-- Opening Marker --

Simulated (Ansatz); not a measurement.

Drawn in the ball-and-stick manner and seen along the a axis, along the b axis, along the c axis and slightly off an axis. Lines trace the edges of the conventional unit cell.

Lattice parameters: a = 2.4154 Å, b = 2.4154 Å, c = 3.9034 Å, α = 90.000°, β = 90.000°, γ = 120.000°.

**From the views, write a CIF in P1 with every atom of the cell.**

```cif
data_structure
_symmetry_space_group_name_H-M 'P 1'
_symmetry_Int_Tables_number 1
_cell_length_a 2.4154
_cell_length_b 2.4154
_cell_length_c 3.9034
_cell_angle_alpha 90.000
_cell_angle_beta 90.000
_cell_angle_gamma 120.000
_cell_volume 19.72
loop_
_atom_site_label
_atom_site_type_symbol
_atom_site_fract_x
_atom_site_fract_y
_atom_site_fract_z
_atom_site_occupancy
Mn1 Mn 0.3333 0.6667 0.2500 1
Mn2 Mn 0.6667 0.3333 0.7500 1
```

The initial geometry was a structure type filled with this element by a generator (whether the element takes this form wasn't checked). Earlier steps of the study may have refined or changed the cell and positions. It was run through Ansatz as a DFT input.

-- Closing Marker --

Brief:
Return every record, word for word.

Your response:
Simulated (Ansatz); not a measurement.

Drawn in the ball-and-stick manner and seen along the a axis, along the b axis, along the c axis and slightly off an axis. Lines trace the edges of the conventional unit cell.

Lattice parameters: a = 2.4154 Å, b = 2.4154 Å, c = 3.9034 Å, α = 90.000°, β = 90.000°, γ = 120.000°.

**From the views, write a CIF in P1 with every atom of the cell.**

```cif
data_structure
_symmetry_space_group_name_H-M 'P 1'
_symmetry_Int_Tables_number 1
_cell_length_a 2.4154
_cell_length_b 2.4154
_cell_length_c 3.9034
_cell_angle_alpha 90.000
_cell_angle_beta 90.000
_cell_angle_gamma 120.000
_cell_volume 19.72
loop_
_atom_site_label
_atom_site_type_symbol
_atom_site_fract_x
_atom_site_fract_y
_atom_site_fract_z
_atom_site_occupancy
Mn1 Mn 0.3333 0.6667 0.2500 1
Mn2 Mn 0.6667 0.3333 0.7500 1
```

The initial geometry was a structure type filled with this element by a generator (whether the element takes this form wasn't checked). Earlier steps of the study may have refined or changed the cell and positions. It was run through Ansatz as a DFT input.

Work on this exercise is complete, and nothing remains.